▶ **Requirement**
There is one span to output from the data below: the lines starting at the line with "4.06, 4.62, 5.31." and ending at the line with "Where does the". Output it exactly, ends included, nothing more.

>>
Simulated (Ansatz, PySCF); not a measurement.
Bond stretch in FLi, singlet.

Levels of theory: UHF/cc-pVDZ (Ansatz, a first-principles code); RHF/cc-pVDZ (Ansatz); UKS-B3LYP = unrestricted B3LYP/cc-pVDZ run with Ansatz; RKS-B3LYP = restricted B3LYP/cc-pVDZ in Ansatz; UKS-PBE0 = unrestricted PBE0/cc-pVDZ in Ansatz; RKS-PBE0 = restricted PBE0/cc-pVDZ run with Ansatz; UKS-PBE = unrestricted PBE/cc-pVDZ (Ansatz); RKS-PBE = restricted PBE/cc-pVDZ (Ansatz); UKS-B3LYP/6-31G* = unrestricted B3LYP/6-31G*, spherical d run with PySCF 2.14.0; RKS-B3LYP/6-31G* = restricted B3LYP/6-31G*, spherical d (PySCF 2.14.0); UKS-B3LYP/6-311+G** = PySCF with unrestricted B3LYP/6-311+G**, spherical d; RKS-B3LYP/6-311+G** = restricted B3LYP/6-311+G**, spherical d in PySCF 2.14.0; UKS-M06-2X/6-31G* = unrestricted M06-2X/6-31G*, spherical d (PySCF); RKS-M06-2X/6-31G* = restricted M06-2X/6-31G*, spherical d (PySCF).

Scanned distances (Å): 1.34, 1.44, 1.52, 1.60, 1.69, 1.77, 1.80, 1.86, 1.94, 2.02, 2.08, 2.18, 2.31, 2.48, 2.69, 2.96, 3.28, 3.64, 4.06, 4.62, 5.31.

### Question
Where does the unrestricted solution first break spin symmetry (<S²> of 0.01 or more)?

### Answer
<<

▶ **Written reply**
Scanned distances (Å): 1.34, 1.44, 1.52, 1.60, 1.69, 1.77, 1.80, 1.86, 1.94, 2.02, 2.08, 2.18, 2.31, 2.48, 2.69, 2.96, 3.28, 3.64, 4.06, 4.62, 5.31.

### Question
Where does the unrestricted solution first break spin symmetry (<S²> of 0.01 or more)?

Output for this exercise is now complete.